■ Work instruction:
All lines from the first one in the listing below to the one holding "System: Ta4As5.", inclusive, are to be copied exactly.

+-------+

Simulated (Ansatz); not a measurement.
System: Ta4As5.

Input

+-------+

■ Response area:
Simulated (Ansatz); not a measurement.
System: Ta4As5.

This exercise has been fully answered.